What you print must match the data line for line.

_ _ _

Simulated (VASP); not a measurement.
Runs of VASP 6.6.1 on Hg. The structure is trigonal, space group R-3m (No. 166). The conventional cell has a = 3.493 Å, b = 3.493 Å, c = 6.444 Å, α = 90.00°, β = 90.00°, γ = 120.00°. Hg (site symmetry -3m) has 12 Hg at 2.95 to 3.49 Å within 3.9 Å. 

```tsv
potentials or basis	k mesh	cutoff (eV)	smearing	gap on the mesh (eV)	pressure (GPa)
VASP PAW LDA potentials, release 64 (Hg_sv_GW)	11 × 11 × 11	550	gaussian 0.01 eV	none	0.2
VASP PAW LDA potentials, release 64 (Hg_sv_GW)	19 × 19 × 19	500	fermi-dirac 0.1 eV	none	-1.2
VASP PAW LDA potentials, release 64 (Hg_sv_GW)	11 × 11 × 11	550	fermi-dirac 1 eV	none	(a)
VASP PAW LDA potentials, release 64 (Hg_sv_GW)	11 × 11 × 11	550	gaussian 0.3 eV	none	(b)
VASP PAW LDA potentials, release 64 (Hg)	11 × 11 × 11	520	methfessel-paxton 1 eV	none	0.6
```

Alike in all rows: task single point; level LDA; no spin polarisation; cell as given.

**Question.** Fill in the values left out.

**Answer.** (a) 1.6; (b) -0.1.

_ _ _

(Task solution)
Simulated (VASP); not a measurement.
Runs of VASP 6.6.1 on Hg. The structure is trigonal, space group R-3m (No. 166). The conventional cell has a = 3.493 Å, b = 3.493 Å, c = 6.444 Å, α = 90.00°, β = 90.00°, γ = 120.00°. Hg (site symmetry -3m) has 12 Hg at 2.95 to 3.49 Å within 3.9 Å. 

```tsv
potentials or basis	k mesh	cutoff (eV)	smearing	gap on the mesh (eV)	pressure (GPa)
VASP PAW LDA potentials, release 64 (Hg_sv_GW)	11 × 11 × 11	550	gaussian 0.01 eV	none	0.2
VASP PAW LDA potentials, release 64 (Hg_sv_GW)	19 × 19 × 19	500	fermi-dirac 0.1 eV	none	-1.2
VASP PAW LDA potentials, release 64 (Hg_sv_GW)	11 × 11 × 11	550	fermi-dirac 1 eV	none	(a)
VASP PAW LDA potentials, release 64 (Hg_sv_GW)	11 × 11 × 11	550	gaussian 0.3 eV	none	(b)
VASP PAW LDA potentials, release 64 (Hg)	11 × 11 × 11	520	methfessel-paxton 1 eV	none	0.6
```

Alike in all rows: task single point; level LDA; no spin polarisation; cell as given.

**Question.** Fill in the values left out.

**Answer.** (a) 1.6; (b) -0.1.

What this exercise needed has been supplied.